### WORK ORDER
Line by line, retype the material below exactly, from its first line up to and including the one holding "Computed with Ansatz".

== Segment start ==

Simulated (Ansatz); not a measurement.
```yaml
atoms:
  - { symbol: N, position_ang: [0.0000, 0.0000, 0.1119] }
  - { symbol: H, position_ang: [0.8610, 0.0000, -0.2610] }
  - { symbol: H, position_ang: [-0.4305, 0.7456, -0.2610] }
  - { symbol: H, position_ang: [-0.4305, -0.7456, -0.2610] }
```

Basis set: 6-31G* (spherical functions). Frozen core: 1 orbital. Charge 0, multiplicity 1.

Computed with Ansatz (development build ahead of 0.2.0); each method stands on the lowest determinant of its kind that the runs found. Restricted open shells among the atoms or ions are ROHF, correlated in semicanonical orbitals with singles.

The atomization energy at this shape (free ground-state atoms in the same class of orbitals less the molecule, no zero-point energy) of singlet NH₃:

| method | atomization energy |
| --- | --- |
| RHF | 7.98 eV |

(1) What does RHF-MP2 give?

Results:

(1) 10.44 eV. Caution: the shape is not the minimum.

== Segment end ==

### EXERCISE SOLUTION
Simulated (Ansatz); not a measurement.
```yaml
atoms:
  - { symbol: N, position_ang: [0.0000, 0.0000, 0.1119] }
  - { symbol: H, position_ang: [0.8610, 0.0000, -0.2610] }
  - { symbol: H, position_ang: [-0.4305, 0.7456, -0.2610] }
  - { symbol: H, position_ang: [-0.4305, -0.7456, -0.2610] }
```

Basis set: 6-31G* (spherical functions). Frozen core: 1 orbital. Charge 0, multiplicity 1.

Computed with Ansatz (development build ahead of 0.2.0); each method stands on the lowest determinant of its kind that the runs found. Restricted open shells among the atoms or ions are ROHF, correlated in semicanonical orbitals with singles.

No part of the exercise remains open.